= TASK ITEM =
Write out the records again, exactly. Nothing may be dropped.

= PROVIDED DATA =
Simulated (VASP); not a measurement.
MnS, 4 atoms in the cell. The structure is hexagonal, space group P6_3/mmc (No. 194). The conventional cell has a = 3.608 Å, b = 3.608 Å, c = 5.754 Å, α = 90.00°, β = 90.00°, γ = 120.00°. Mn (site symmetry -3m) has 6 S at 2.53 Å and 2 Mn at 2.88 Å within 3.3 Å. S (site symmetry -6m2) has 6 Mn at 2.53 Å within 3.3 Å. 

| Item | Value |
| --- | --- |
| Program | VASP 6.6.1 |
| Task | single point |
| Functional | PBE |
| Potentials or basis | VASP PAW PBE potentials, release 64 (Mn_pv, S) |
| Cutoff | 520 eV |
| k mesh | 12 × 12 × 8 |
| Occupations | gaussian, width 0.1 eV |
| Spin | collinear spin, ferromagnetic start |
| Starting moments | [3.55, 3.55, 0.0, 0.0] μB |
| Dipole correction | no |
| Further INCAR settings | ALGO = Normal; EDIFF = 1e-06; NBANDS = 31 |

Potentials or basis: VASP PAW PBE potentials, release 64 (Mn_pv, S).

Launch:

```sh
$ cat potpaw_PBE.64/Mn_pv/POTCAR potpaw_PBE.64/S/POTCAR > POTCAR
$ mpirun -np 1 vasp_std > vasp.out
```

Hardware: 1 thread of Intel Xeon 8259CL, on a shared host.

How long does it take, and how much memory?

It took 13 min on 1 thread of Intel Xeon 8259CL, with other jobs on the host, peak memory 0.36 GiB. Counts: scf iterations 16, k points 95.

= RESULT =
Simulated (VASP); not a measurement.
MnS, 4 atoms in the cell. The structure is hexagonal, space group P6_3/mmc (No. 194). The conventional cell has a = 3.608 Å, b = 3.608 Å, c = 5.754 Å, α = 90.00°, β = 90.00°, γ = 120.00°. Mn (site symmetry -3m) has 6 S at 2.53 Å and 2 Mn at 2.88 Å within 3.3 Å. S (site symmetry -6m2) has 6 Mn at 2.53 Å within 3.3 Å. 

| Item | Value |
| --- | --- |
| Program | VASP 6.6.1 |
| Task | single point |
| Functional | PBE |
| Potentials or basis | VASP PAW PBE potentials, release 64 (Mn_pv, S) |
| Cutoff | 520 eV |
| k mesh | 12 × 12 × 8 |
| Occupations | gaussian, width 0.1 eV |
| Spin | collinear spin, ferromagnetic start |
| Starting moments | [3.55, 3.55, 0.0, 0.0] μB |
| Dipole correction | no |
| Further INCAR settings | ALGO = Normal; EDIFF = 1e-06; NBANDS = 31 |

Potentials or basis: VASP PAW PBE potentials, release 64 (Mn_pv, S).

Launch:

```sh
$ cat potpaw_PBE.64/Mn_pv/POTCAR potpaw_PBE.64/S/POTCAR > POTCAR
$ mpirun -np 1 vasp_std > vasp.out
```

Hardware: 1 thread of Intel Xeon 8259CL, on a shared host.

How long does it take, and how much memory?

It took 13 min on 1 thread of Intel Xeon 8259CL, with other jobs on the host, peak memory 0.36 GiB. Counts: scf iterations 16, k points 95.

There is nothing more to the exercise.